Set down the lines below exactly as they stand, please. Go from the first through the one containing "An input for".

Start of Block

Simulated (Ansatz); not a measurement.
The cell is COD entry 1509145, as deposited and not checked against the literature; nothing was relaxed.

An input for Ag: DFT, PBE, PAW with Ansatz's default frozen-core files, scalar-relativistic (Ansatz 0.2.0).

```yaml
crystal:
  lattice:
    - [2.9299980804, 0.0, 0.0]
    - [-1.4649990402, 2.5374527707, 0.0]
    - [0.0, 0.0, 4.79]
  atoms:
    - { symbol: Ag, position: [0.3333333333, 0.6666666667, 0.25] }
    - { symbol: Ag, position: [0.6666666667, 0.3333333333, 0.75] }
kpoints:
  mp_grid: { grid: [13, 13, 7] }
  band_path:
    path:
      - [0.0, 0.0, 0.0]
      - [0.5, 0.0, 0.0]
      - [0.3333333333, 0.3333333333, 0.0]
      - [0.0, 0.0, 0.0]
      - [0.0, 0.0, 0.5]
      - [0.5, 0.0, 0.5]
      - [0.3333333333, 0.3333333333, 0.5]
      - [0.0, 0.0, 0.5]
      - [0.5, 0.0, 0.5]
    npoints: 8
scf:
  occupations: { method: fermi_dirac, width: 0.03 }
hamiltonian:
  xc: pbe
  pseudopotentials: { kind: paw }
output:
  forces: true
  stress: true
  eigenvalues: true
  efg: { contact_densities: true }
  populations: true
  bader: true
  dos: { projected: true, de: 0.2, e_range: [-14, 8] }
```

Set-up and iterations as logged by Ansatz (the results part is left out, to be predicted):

End of Block

Expected answer:
Simulated (Ansatz); not a measurement.
The cell is COD entry 1509145, as deposited and not checked against the literature; nothing was relaxed.

An input for Ag: DFT, PBE, PAW with Ansatz's default frozen-core files, scalar-relativistic (Ansatz 0.2.0).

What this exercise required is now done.